### Work task:
From the very first line down to the line containing "Property | Result |", write out the material exactly as it appears, and no more.

### Supplied records:
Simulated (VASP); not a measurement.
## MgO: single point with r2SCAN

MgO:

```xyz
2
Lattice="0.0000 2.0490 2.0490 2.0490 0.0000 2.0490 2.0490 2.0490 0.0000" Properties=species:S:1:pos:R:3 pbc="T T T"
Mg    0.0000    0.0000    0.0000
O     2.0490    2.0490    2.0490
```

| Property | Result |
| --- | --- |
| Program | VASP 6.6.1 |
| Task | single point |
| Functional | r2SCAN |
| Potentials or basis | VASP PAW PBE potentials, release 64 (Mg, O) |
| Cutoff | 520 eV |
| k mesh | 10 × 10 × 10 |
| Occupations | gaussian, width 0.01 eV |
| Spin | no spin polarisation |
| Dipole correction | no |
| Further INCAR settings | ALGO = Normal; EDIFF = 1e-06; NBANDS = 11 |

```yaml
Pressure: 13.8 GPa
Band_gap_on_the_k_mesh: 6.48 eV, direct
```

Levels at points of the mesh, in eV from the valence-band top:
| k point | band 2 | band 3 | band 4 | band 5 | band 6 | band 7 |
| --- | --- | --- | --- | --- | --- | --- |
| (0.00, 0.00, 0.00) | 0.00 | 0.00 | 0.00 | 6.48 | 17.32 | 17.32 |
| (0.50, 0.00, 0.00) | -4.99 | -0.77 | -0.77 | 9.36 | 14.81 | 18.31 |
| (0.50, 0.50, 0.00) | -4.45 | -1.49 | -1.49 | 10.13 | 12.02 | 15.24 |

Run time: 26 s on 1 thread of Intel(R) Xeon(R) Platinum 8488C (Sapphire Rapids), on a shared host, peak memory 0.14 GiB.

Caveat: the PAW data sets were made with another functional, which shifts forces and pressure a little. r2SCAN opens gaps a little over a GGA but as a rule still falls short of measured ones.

### Task answer:
Simulated (VASP); not a measurement.
## MgO: single point with r2SCAN

MgO:

```xyz
2
Lattice="0.0000 2.0490 2.0490 2.0490 0.0000 2.0490 2.0490 2.0490 0.0000" Properties=species:S:1:pos:R:3 pbc="T T T"
Mg    0.0000    0.0000    0.0000
O     2.0490    2.0490    2.0490
```

| Property | Result |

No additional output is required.